____ INFORMATION SUPPLIED

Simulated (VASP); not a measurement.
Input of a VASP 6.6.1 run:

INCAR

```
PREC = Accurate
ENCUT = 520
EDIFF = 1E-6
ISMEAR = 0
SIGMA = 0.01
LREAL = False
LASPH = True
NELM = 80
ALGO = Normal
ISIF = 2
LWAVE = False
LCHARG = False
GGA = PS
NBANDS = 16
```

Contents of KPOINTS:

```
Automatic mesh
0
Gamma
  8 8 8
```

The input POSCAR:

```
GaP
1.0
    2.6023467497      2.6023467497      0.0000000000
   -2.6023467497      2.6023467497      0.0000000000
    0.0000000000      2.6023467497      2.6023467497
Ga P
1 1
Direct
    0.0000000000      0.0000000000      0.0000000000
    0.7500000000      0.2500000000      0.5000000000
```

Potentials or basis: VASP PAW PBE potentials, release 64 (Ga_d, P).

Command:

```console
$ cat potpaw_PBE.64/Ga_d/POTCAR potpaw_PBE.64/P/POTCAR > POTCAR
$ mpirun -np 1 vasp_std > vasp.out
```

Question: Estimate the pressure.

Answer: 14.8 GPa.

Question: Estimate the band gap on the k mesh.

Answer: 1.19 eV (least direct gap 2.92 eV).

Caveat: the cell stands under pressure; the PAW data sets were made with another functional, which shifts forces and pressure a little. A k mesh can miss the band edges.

________

--- ACTION ITEM ---
Only one stretch of the entries above is wanted: the lines from the one containing "Question: Estimate the band" through the one containing "Answer: 1.19 eV (least direct gap 2.92 eV).". Please reproduce it exactly.

--- ANSWER SECTION ---
Question: Estimate the band gap on the k mesh.

Answer: 1.19 eV (least direct gap 2.92 eV).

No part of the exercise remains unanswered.